Start of SOURCE INFORMATION

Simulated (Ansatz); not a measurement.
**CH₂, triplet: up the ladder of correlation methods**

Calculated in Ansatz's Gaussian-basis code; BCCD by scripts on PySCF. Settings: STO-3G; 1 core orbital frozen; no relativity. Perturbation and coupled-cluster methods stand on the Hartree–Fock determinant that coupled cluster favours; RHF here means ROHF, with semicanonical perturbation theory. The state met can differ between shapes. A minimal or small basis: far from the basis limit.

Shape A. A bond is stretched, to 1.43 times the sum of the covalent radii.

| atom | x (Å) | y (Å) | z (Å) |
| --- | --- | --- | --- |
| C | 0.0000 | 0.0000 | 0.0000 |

End of SOURCE INFORMATION

WORK ORDER :: All entries above are to be repeated verbatim, down to the last line.

EXERCISE OUTPUT ::
Simulated (Ansatz); not a measurement.
**CH₂, triplet: up the ladder of correlation methods**

Calculated in Ansatz's Gaussian-basis code; BCCD by scripts on PySCF. Settings: STO-3G; 1 core orbital frozen; no relativity. Perturbation and coupled-cluster methods stand on the Hartree–Fock determinant that coupled cluster favours; RHF here means ROHF, with semicanonical perturbation theory. The state met can differ between shapes. A minimal or small basis: far from the basis limit.

Shape A. A bond is stretched, to 1.43 times the sum of the covalent radii.

| atom | x (Å) | y (Å) | z (Å) |
| --- | --- | --- | --- |
| C | 0.0000 | 0.0000 | 0.0000 |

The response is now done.